DATA EXTRACT |
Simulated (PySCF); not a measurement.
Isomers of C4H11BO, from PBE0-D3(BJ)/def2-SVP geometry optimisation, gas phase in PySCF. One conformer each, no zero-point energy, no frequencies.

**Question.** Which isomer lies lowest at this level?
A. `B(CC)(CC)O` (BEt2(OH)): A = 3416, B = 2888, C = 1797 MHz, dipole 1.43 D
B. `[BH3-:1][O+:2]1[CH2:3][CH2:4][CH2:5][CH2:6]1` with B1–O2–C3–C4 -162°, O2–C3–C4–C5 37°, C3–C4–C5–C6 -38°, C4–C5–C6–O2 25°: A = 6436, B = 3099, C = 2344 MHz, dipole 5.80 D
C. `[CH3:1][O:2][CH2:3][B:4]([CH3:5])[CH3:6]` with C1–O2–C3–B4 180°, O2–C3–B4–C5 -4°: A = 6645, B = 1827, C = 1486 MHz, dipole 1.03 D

WORK ITEM | Transcribe all of the lines in the records precisely.

TASK RESULT |
Simulated (PySCF); not a measurement.
Isomers of C4H11BO, from PBE0-D3(BJ)/def2-SVP geometry optimisation, gas phase in PySCF. One conformer each, no zero-point energy, no frequencies.

**Question.** Which isomer lies lowest at this level?
A. `B(CC)(CC)O` (BEt2(OH)): A = 3416, B = 2888, C = 1797 MHz, dipole 1.43 D
B. `[BH3-:1][O+:2]1[CH2:3][CH2:4][CH2:5][CH2:6]1` with B1–O2–C3–C4 -162°, O2–C3–C4–C5 37°, C3–C4–C5–C6 -38°, C4–C5–C6–O2 25°: A = 6436, B = 3099, C = 2344 MHz, dipole 5.80 D
C. `[CH3:1][O:2][CH2:3][B:4]([CH3:5])[CH3:6]` with C1–O2–C3–B4 180°, O2–C3–B4–C5 -4°: A = 6645, B = 1827, C = 1486 MHz, dipole 1.03 D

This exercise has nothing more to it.